• DATA EXTRACT:
Content starts

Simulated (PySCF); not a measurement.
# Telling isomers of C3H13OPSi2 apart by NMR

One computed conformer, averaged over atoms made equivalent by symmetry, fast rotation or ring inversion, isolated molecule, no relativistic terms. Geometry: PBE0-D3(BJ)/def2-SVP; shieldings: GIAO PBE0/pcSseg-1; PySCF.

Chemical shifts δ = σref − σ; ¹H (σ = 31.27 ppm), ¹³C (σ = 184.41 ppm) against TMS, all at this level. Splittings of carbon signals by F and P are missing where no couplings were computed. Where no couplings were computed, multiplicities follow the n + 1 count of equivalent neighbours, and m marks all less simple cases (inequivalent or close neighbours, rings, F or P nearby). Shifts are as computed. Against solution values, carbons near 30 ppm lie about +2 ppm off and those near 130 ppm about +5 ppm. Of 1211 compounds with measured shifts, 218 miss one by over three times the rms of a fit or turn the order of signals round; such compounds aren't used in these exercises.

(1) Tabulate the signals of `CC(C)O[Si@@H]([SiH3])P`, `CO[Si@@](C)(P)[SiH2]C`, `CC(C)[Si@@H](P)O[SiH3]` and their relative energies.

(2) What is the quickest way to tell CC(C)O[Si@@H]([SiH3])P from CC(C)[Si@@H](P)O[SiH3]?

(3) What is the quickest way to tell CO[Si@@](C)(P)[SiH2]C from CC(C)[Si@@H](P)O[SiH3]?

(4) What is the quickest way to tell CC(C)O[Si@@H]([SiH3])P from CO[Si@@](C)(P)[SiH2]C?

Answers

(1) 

Content ends

• ASSIGNED TASK: Would you print exactly and only the lines of the material above that run from the line with "Chemical shifts δ" through the line with "(1) Tabulate the", both included?

• WORKED SOLUTION:
Chemical shifts δ = σref − σ; ¹H (σ = 31.27 ppm), ¹³C (σ = 184.41 ppm) against TMS, all at this level. Splittings of carbon signals by F and P are missing where no couplings were computed. Where no couplings were computed, multiplicities follow the n + 1 count of equivalent neighbours, and m marks all less simple cases (inequivalent or close neighbours, rings, F or P nearby). Shifts are as computed. Against solution values, carbons near 30 ppm lie about +2 ppm off and those near 130 ppm about +5 ppm. Of 1211 compounds with measured shifts, 218 miss one by over three times the rms of a fit or turn the order of signals round; such compounds aren't used in these exercises.

(1) Tabulate the signals of `CC(C)O[Si@@H]([SiH3])P`, `CO[Si@@](C)(P)[SiH2]C`, `CC(C)[Si@@H](P)O[SiH3]` and their relative energies.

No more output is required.